Recorded information:

- - -

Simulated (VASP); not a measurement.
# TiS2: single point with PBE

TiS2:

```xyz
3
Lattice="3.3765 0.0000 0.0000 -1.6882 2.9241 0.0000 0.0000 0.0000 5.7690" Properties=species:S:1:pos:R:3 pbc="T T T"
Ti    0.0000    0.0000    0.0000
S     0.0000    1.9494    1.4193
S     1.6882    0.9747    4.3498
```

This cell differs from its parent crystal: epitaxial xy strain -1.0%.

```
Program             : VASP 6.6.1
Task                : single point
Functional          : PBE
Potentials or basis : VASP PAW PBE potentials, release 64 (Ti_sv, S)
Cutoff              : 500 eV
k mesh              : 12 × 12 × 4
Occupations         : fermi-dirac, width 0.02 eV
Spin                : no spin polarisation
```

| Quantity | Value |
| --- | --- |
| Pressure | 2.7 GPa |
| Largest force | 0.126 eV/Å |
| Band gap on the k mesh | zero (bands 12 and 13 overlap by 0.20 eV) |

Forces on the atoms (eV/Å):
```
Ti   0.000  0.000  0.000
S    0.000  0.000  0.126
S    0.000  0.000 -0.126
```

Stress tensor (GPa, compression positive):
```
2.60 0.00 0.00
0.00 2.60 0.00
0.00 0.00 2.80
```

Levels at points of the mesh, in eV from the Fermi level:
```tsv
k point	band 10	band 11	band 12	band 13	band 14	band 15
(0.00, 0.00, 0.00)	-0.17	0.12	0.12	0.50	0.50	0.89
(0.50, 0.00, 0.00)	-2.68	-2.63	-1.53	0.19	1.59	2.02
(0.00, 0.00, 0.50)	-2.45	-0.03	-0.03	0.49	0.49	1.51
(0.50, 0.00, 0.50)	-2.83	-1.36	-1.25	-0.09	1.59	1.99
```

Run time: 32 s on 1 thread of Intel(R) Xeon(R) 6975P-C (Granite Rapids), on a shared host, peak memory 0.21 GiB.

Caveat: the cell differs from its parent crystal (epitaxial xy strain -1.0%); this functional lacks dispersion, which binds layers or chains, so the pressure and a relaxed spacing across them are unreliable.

- - -

Assignment:
Your answer should consist of the lines from the line with "Levels at points" to the line with "Run time: 32" above, repeated exactly, both ends included.

Exercise answer:
Levels at points of the mesh, in eV from the Fermi level:
```tsv
k point	band 10	band 11	band 12	band 13	band 14	band 15
(0.00, 0.00, 0.00)	-0.17	0.12	0.12	0.50	0.50	0.89
(0.50, 0.00, 0.00)	-2.68	-2.63	-1.53	0.19	1.59	2.02
(0.00, 0.00, 0.50)	-2.45	-0.03	-0.03	0.49	0.49	1.51
(0.50, 0.00, 0.50)	-2.83	-1.36	-1.25	-0.09	1.59	1.99
```

Run time: 32 s on 1 thread of Intel(R) Xeon(R) 6975P-C (Granite Rapids), on a shared host, peak memory 0.21 GiB.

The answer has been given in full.